● **Work task**
Below are records; reproduce exactly the lines from the one that has "# NiO: structure" through the one that has "So far, gap", ends included, and nothing more.

● **Record extracts**
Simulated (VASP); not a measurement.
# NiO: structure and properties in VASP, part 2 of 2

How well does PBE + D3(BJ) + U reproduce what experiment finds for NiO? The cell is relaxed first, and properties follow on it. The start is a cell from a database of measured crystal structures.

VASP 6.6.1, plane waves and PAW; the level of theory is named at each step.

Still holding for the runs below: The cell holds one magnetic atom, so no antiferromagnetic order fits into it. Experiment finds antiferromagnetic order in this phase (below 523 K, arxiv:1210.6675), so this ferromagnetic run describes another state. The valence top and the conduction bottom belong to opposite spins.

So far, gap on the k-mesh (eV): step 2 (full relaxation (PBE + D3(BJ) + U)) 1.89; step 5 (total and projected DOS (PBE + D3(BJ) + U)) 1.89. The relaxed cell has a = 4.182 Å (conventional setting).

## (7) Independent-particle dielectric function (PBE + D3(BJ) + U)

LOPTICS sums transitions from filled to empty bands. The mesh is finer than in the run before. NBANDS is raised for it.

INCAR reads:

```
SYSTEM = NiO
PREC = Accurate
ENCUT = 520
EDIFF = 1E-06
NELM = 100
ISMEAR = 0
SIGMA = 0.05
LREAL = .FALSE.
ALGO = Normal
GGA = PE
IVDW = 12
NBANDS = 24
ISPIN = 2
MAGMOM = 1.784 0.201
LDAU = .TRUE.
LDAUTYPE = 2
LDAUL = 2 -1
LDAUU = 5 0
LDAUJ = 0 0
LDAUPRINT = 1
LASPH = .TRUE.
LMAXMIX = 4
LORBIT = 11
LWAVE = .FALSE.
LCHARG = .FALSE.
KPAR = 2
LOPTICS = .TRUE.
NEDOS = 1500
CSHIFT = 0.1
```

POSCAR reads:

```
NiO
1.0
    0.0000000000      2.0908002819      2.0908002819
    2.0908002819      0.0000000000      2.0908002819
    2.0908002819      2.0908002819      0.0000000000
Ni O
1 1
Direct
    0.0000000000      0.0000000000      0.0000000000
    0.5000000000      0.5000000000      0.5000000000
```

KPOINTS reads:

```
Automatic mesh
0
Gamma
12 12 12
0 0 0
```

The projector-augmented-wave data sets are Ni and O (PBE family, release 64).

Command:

● **Exercise solution**
# NiO: structure and properties in VASP, part 2 of 2

How well does PBE + D3(BJ) + U reproduce what experiment finds for NiO? The cell is relaxed first, and properties follow on it. The start is a cell from a database of measured crystal structures.

VASP 6.6.1, plane waves and PAW; the level of theory is named at each step.

Still holding for the runs below: The cell holds one magnetic atom, so no antiferromagnetic order fits into it. Experiment finds antiferromagnetic order in this phase (below 523 K, arxiv:1210.6675), so this ferromagnetic run describes another state. The valence top and the conduction bottom belong to opposite spins.

So far, gap on the k-mesh (eV): step 2 (full relaxation (PBE + D3(BJ) + U)) 1.89; step 5 (total and projected DOS (PBE + D3(BJ) + U)) 1.89. The relaxed cell has a = 4.182 Å (conventional setting).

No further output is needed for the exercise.